Records shown
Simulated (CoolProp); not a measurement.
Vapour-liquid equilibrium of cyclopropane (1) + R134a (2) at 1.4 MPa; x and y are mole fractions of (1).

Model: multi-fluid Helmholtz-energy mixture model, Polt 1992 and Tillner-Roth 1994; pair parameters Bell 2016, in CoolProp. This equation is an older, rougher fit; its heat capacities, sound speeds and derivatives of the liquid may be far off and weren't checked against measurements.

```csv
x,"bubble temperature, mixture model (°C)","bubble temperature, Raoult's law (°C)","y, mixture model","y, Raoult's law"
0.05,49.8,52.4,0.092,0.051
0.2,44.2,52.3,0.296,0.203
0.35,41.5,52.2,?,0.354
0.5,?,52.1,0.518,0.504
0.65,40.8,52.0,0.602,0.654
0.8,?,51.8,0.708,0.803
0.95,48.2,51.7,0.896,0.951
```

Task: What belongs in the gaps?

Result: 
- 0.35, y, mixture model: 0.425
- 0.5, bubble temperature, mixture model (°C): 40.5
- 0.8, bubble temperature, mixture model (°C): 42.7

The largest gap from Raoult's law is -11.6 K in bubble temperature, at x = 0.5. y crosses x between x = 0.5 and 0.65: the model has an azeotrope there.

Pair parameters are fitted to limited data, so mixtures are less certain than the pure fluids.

Work instruction
What is needed here is an exact copy of all the entries.

Exercise response
Simulated (CoolProp); not a measurement.
Vapour-liquid equilibrium of cyclopropane (1) + R134a (2) at 1.4 MPa; x and y are mole fractions of (1).

Model: multi-fluid Helmholtz-energy mixture model, Polt 1992 and Tillner-Roth 1994; pair parameters Bell 2016, in CoolProp. This equation is an older, rougher fit; its heat capacities, sound speeds and derivatives of the liquid may be far off and weren't checked against measurements.

```csv
x,"bubble temperature, mixture model (°C)","bubble temperature, Raoult's law (°C)","y, mixture model","y, Raoult's law"
0.05,49.8,52.4,0.092,0.051
0.2,44.2,52.3,0.296,0.203
0.35,41.5,52.2,?,0.354
0.5,?,52.1,0.518,0.504
0.65,40.8,52.0,0.602,0.654
0.8,?,51.8,0.708,0.803
0.95,48.2,51.7,0.896,0.951
```

Task: What belongs in the gaps?

Result: 
- 0.35, y, mixture model: 0.425
- 0.5, bubble temperature, mixture model (°C): 40.5
- 0.8, bubble temperature, mixture model (°C): 42.7

The largest gap from Raoult's law is -11.6 K in bubble temperature, at x = 0.5. y crosses x between x = 0.5 and 0.65: the model has an azeotrope there.

Pair parameters are fitted to limited data, so mixtures are less certain than the pure fluids.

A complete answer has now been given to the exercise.